■ Dataset extract
********************

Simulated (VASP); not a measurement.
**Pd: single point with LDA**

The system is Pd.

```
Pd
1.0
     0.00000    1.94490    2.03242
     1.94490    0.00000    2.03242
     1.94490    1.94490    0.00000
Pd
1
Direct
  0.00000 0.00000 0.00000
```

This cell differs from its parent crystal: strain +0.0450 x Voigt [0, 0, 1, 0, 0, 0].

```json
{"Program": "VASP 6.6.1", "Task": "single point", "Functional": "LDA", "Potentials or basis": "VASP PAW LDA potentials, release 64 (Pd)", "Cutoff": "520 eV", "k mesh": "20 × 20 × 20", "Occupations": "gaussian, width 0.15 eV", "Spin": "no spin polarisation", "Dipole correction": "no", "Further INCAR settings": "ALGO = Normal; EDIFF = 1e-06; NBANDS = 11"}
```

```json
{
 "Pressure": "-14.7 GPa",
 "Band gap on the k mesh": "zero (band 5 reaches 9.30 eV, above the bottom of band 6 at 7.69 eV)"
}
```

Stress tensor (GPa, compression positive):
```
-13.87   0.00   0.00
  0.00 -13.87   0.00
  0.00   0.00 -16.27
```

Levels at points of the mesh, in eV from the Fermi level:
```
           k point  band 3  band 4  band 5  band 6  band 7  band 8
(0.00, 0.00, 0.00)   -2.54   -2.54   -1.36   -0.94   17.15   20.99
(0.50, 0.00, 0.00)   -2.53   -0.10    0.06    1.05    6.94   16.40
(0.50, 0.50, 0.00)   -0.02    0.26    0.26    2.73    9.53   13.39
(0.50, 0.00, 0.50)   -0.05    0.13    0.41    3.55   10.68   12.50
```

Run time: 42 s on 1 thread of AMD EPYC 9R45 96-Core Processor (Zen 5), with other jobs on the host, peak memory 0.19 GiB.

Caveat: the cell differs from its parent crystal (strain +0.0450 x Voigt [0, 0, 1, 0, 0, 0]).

********************

■ Work task
Start with the first line of the data and print every line exactly. The line containing "Run time: 42" is the last one to include.

■ Reply
Simulated (VASP); not a measurement.
**Pd: single point with LDA**

The system is Pd.

```
Pd
1.0
     0.00000    1.94490    2.03242
     1.94490    0.00000    2.03242
     1.94490    1.94490    0.00000
Pd
1
Direct
  0.00000 0.00000 0.00000
```

This cell differs from its parent crystal: strain +0.0450 x Voigt [0, 0, 1, 0, 0, 0].

```json
{"Program": "VASP 6.6.1", "Task": "single point", "Functional": "LDA", "Potentials or basis": "VASP PAW LDA potentials, release 64 (Pd)", "Cutoff": "520 eV", "k mesh": "20 × 20 × 20", "Occupations": "gaussian, width 0.15 eV", "Spin": "no spin polarisation", "Dipole correction": "no", "Further INCAR settings": "ALGO = Normal; EDIFF = 1e-06; NBANDS = 11"}
```

```json
{
 "Pressure": "-14.7 GPa",
 "Band gap on the k mesh": "zero (band 5 reaches 9.30 eV, above the bottom of band 6 at 7.69 eV)"
}
```

Stress tensor (GPa, compression positive):
```
-13.87   0.00   0.00
  0.00 -13.87   0.00
  0.00   0.00 -16.27
```

Levels at points of the mesh, in eV from the Fermi level:
```
           k point  band 3  band 4  band 5  band 6  band 7  band 8
(0.00, 0.00, 0.00)   -2.54   -2.54   -1.36   -0.94   17.15   20.99
(0.50, 0.00, 0.00)   -2.53   -0.10    0.06    1.05    6.94   16.40
(0.50, 0.50, 0.00)   -0.02    0.26    0.26    2.73    9.53   13.39
(0.50, 0.00, 0.50)   -0.05    0.13    0.41    3.55   10.68   12.50
```

Run time: 42 s on 1 thread of AMD EPYC 9R45 96-Core Processor (Zen 5), with other jobs on the host, peak memory 0.19 GiB.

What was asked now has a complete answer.